• _INFORMATION PROVIDED_
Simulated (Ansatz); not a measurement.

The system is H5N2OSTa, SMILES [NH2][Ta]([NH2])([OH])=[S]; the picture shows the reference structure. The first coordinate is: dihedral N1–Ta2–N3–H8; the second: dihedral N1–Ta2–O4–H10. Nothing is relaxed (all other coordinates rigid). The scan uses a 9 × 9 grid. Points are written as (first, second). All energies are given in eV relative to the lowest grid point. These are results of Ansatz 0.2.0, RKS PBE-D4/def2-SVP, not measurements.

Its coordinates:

• _WORK INSTRUCTION_
Restate the records above word for word.

• _EXERCISE ANSWER_
Simulated (Ansatz); not a measurement.

The system is H5N2OSTa, SMILES [NH2][Ta]([NH2])([OH])=[S]; the picture shows the reference structure. The first coordinate is: dihedral N1–Ta2–N3–H8; the second: dihedral N1–Ta2–O4–H10. Nothing is relaxed (all other coordinates rigid). The scan uses a 9 × 9 grid. Points are written as (first, second). All energies are given in eV relative to the lowest grid point. These are results of Ansatz 0.2.0, RKS PBE-D4/def2-SVP, not measurements.

Its coordinates:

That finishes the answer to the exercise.